From the data below, copy exactly the lines that lie between the one holding "Computed with Ansatz" and the one holding "The undisturbed cell (relaxed", including both, and nothing more.

::::::::::

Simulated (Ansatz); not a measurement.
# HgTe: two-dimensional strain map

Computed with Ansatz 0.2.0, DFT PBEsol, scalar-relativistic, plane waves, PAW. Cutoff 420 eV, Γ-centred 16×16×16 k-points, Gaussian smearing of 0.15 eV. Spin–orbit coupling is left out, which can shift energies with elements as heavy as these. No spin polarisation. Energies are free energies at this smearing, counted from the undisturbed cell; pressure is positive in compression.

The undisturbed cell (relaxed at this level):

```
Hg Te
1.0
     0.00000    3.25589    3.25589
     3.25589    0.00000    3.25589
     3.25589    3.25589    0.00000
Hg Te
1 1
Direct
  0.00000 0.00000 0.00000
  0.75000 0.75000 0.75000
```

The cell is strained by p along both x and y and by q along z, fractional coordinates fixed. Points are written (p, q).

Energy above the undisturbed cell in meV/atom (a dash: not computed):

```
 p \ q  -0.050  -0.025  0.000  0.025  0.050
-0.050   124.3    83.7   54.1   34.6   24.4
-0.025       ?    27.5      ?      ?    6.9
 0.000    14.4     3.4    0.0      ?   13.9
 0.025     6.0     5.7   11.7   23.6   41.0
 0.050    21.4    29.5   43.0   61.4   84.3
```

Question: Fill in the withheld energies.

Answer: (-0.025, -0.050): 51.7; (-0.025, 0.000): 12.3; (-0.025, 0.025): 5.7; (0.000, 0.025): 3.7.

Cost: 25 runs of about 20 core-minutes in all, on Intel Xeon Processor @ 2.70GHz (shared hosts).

::::::::::

» **Response box**:
Computed with Ansatz 0.2.0, DFT PBEsol, scalar-relativistic, plane waves, PAW. Cutoff 420 eV, Γ-centred 16×16×16 k-points, Gaussian smearing of 0.15 eV. Spin–orbit coupling is left out, which can shift energies with elements as heavy as these. No spin polarisation. Energies are free energies at this smearing, counted from the undisturbed cell; pressure is positive in compression.

The undisturbed cell (relaxed at this level):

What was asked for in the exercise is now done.